[EXCERPTED DATA — start]

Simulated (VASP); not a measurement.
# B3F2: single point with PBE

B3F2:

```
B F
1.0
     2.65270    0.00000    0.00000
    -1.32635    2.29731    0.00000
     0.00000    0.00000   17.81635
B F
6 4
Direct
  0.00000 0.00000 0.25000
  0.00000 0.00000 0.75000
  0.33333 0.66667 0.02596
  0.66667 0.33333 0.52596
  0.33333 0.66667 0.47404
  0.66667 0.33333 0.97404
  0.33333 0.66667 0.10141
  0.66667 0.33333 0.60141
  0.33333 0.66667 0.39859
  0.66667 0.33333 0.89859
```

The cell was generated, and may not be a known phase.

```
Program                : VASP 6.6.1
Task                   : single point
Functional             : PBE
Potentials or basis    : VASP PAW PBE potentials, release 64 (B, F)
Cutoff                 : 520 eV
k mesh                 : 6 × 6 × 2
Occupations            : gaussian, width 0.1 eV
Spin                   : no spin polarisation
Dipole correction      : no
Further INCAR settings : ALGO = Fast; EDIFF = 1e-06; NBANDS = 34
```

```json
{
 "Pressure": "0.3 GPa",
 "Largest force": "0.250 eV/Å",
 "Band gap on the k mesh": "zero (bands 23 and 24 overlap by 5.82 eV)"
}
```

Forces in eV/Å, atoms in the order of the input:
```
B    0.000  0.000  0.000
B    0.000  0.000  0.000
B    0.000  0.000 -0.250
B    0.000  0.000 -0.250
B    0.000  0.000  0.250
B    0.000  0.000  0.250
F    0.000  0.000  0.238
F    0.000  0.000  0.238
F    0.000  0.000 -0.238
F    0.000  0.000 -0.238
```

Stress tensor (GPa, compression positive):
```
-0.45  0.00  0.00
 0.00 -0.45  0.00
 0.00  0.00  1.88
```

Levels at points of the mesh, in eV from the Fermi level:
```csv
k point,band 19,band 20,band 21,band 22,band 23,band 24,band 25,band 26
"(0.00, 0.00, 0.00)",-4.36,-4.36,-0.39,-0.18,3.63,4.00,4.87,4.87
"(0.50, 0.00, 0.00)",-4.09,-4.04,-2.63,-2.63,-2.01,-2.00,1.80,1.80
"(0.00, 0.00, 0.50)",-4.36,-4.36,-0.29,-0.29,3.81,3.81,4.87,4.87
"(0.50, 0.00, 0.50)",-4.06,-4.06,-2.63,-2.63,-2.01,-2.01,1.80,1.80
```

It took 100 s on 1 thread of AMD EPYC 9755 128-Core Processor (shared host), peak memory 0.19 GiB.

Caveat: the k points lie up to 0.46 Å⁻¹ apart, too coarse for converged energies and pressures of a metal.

[EXCERPTED DATA — finish]

[WORK ITEM] Please reproduce exactly the lines above, beginning with the first and ending with the line that contains "The cell was", and include nothing outside that range.

[EXERCISE SOLUTION]
Simulated (VASP); not a measurement.
# B3F2: single point with PBE

B3F2:

```
B F
1.0
     2.65270    0.00000    0.00000
    -1.32635    2.29731    0.00000
     0.00000    0.00000   17.81635
B F
6 4
Direct
  0.00000 0.00000 0.25000
  0.00000 0.00000 0.75000
  0.33333 0.66667 0.02596
  0.66667 0.33333 0.52596
  0.33333 0.66667 0.47404
  0.66667 0.33333 0.97404
  0.33333 0.66667 0.10141
  0.66667 0.33333 0.60141
  0.33333 0.66667 0.39859
  0.66667 0.33333 0.89859
```

The cell was generated, and may not be a known phase.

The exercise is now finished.